((
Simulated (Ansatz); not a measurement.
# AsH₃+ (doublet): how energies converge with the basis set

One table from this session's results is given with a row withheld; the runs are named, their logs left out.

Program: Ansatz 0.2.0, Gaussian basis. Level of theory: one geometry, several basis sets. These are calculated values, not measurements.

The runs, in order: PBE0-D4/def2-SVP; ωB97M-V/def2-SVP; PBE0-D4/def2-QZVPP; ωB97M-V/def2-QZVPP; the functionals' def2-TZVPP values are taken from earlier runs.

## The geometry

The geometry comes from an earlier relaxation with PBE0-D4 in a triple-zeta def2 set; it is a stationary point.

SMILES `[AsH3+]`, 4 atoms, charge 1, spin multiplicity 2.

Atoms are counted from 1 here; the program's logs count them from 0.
))

§ EXERCISE
Copy out the material, keeping every line exactly as it is.

§ ANSWER SPACE
Simulated (Ansatz); not a measurement.
# AsH₃+ (doublet): how energies converge with the basis set

One table from this session's results is given with a row withheld; the runs are named, their logs left out.

Program: Ansatz 0.2.0, Gaussian basis. Level of theory: one geometry, several basis sets. These are calculated values, not measurements.

The runs, in order: PBE0-D4/def2-SVP; ωB97M-V/def2-SVP; PBE0-D4/def2-QZVPP; ωB97M-V/def2-QZVPP; the functionals' def2-TZVPP values are taken from earlier runs.

## The geometry

The geometry comes from an earlier relaxation with PBE0-D4 in a triple-zeta def2 set; it is a stationary point.

SMILES `[AsH3+]`, 4 atoms, charge 1, spin multiplicity 2.

Atoms are counted from 1 here; the program's logs count them from 0.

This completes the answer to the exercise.